Action item: Repeat the entries exactly as they appear.

------------------------------
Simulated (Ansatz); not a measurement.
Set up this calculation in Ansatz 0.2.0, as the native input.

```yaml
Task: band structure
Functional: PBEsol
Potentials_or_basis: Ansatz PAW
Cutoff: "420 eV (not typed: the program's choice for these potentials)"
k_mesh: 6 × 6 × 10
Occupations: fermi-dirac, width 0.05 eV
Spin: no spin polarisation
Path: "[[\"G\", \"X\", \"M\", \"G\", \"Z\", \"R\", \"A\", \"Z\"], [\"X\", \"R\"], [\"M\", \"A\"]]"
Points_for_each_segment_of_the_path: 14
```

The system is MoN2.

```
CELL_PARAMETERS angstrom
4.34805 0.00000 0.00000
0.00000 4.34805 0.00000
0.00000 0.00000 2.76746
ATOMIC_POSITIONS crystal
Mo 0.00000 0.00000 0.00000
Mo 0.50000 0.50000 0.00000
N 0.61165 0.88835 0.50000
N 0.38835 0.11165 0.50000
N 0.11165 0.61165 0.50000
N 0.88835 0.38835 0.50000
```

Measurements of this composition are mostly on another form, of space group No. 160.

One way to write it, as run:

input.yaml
------------------------------

Exercise solution:
Simulated (Ansatz); not a measurement.
Set up this calculation in Ansatz 0.2.0, as the native input.

```yaml
Task: band structure
Functional: PBEsol
Potentials_or_basis: Ansatz PAW
Cutoff: "420 eV (not typed: the program's choice for these potentials)"
k_mesh: 6 × 6 × 10
Occupations: fermi-dirac, width 0.05 eV
Spin: no spin polarisation
Path: "[[\"G\", \"X\", \"M\", \"G\", \"Z\", \"R\", \"A\", \"Z\"], [\"X\", \"R\"], [\"M\", \"A\"]]"
Points_for_each_segment_of_the_path: 14
```

The system is MoN2.

```
CELL_PARAMETERS angstrom
4.34805 0.00000 0.00000
0.00000 4.34805 0.00000
0.00000 0.00000 2.76746
ATOMIC_POSITIONS crystal
Mo 0.00000 0.00000 0.00000
Mo 0.50000 0.50000 0.00000
N 0.61165 0.88835 0.50000
N 0.38835 0.11165 0.50000
N 0.11165 0.61165 0.50000
N 0.88835 0.38835 0.50000
```

Measurements of this composition are mostly on another form, of space group No. 160.

One way to write it, as run:

input.yaml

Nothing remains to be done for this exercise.